Reproduce every record exactly as given.

*** Opening Given information ***

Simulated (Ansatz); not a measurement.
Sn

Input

*** Closing Given information ***

§ Response
Simulated (Ansatz); not a measurement.
Sn

Input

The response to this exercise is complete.